## Assigned task
Print each line from the start of the records below up through the line where "How long does it take, and how much memory?" is found, exactly as given.

## Dataset records
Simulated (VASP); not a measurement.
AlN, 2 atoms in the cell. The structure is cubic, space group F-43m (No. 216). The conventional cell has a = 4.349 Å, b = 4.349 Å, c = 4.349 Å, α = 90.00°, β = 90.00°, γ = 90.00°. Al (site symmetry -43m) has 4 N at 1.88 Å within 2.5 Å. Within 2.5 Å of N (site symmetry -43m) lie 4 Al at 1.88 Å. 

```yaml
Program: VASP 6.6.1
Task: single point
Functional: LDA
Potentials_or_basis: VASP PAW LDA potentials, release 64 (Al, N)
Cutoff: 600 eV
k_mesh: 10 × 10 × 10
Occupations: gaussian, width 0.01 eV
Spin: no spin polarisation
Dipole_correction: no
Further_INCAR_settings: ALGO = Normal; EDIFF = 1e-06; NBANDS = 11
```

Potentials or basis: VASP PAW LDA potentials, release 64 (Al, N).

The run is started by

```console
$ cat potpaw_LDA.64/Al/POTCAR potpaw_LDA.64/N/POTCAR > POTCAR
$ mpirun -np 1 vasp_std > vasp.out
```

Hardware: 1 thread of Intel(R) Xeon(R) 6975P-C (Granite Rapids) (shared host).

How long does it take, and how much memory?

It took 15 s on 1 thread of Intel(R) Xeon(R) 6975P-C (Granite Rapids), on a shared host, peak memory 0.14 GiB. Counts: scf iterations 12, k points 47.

## Answer section
Simulated (VASP); not a measurement.
AlN, 2 atoms in the cell. The structure is cubic, space group F-43m (No. 216). The conventional cell has a = 4.349 Å, b = 4.349 Å, c = 4.349 Å, α = 90.00°, β = 90.00°, γ = 90.00°. Al (site symmetry -43m) has 4 N at 1.88 Å within 2.5 Å. Within 2.5 Å of N (site symmetry -43m) lie 4 Al at 1.88 Å. 

```yaml
Program: VASP 6.6.1
Task: single point
Functional: LDA
Potentials_or_basis: VASP PAW LDA potentials, release 64 (Al, N)
Cutoff: 600 eV
k_mesh: 10 × 10 × 10
Occupations: gaussian, width 0.01 eV
Spin: no spin polarisation
Dipole_correction: no
Further_INCAR_settings: ALGO = Normal; EDIFF = 1e-06; NBANDS = 11
```

Potentials or basis: VASP PAW LDA potentials, release 64 (Al, N).

The run is started by

```console
$ cat potpaw_LDA.64/Al/POTCAR potpaw_LDA.64/N/POTCAR > POTCAR
$ mpirun -np 1 vasp_std > vasp.out
```

Hardware: 1 thread of Intel(R) Xeon(R) 6975P-C (Granite Rapids) (shared host).

How long does it take, and how much memory?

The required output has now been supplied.